ASSIGNED TASK
Up to and including the line containing "It takes space", retype each line of the listing below exactly, beginning with the first.

DATA SHOWN
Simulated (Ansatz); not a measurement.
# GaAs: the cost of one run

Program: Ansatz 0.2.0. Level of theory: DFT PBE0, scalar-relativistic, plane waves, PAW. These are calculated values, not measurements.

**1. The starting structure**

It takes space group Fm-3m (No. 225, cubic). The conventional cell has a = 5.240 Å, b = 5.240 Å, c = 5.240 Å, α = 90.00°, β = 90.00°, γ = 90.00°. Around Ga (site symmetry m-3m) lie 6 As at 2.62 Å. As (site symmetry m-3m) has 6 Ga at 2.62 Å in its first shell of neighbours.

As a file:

YOUR RESPONSE
Simulated (Ansatz); not a measurement.
# GaAs: the cost of one run

Program: Ansatz 0.2.0. Level of theory: DFT PBE0, scalar-relativistic, plane waves, PAW. These are calculated values, not measurements.

**1. The starting structure**

It takes space group Fm-3m (No. 225, cubic). The conventional cell has a = 5.240 Å, b = 5.240 Å, c = 5.240 Å, α = 90.00°, β = 90.00°, γ = 90.00°. Around Ga (site symmetry m-3m) lie 6 As at 2.62 Å. As (site symmetry m-3m) has 6 Ga at 2.62 Å in its first shell of neighbours.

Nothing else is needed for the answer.